**** Data listing ****
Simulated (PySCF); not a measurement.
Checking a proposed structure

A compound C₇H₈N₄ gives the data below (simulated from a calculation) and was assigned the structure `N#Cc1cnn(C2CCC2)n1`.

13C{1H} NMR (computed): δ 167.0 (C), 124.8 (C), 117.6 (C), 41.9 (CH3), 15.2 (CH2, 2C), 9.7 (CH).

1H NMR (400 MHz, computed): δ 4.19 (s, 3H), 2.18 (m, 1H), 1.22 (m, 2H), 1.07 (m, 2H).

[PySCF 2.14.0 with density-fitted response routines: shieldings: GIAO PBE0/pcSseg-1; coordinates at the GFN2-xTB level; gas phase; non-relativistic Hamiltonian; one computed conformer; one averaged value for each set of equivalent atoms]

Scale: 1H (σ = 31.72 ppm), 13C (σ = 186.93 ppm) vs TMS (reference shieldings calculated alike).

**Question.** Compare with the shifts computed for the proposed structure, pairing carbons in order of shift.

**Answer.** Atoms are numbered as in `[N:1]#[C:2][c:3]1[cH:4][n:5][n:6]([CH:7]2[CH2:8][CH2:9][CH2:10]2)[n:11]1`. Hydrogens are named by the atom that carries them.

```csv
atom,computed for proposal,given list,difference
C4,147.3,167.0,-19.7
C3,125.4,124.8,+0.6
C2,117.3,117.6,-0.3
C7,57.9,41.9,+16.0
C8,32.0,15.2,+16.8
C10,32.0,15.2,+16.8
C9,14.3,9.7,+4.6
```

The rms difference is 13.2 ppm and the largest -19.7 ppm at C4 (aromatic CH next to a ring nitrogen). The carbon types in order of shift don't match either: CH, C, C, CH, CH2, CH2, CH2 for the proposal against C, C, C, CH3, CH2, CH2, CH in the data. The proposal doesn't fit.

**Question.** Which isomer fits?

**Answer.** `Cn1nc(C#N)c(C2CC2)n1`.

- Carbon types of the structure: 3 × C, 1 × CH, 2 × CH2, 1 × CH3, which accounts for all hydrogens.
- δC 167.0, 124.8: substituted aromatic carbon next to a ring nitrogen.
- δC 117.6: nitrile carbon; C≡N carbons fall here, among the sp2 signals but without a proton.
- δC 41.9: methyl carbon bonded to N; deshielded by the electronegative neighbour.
****

→ **Work instruction**: Out of the data above, transcribe exactly and only the lines starting with the line that has "Checking a proposed structure" and going on through the line that has "1H NMR (400", both included.

→ **Expected answer**:
Checking a proposed structure

A compound C₇H₈N₄ gives the data below (simulated from a calculation) and was assigned the structure `N#Cc1cnn(C2CCC2)n1`.

13C{1H} NMR (computed): δ 167.0 (C), 124.8 (C), 117.6 (C), 41.9 (CH3), 15.2 (CH2, 2C), 9.7 (CH).

1H NMR (400 MHz, computed): δ 4.19 (s, 3H), 2.18 (m, 1H), 1.22 (m, 2H), 1.07 (m, 2H).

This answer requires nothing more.